Extract, unchanged, each line of the listing below from its first line through the line that contains "Method: r²SCAN, scalar-relativistic;", inclusive, and nothing else.

━━━━━━━━━━━━━━━━━━━━
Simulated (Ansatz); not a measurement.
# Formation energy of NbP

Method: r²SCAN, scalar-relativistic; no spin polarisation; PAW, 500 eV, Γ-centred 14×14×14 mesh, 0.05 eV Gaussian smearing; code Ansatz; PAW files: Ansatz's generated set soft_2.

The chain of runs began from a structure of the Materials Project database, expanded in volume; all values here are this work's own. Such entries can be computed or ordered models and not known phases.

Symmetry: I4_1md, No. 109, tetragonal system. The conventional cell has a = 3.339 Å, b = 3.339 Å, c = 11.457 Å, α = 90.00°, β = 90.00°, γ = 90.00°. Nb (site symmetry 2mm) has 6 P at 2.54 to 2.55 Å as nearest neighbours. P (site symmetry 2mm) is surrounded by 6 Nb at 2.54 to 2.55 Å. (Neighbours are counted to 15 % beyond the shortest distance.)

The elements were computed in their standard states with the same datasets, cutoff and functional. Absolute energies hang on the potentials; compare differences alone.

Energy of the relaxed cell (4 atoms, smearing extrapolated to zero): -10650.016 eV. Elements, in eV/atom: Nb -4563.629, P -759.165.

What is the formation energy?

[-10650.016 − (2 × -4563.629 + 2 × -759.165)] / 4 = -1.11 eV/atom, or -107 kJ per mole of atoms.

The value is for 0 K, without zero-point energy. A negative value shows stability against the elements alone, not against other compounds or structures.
━━━━━━━━━━━━━━━━━━━━

● EXERCISE RESPONSE:
Simulated (Ansatz); not a measurement.
# Formation energy of NbP

Method: r²SCAN, scalar-relativistic; no spin polarisation; PAW, 500 eV, Γ-centred 14×14×14 mesh, 0.05 eV Gaussian smearing; code Ansatz; PAW files: Ansatz's generated set soft_2.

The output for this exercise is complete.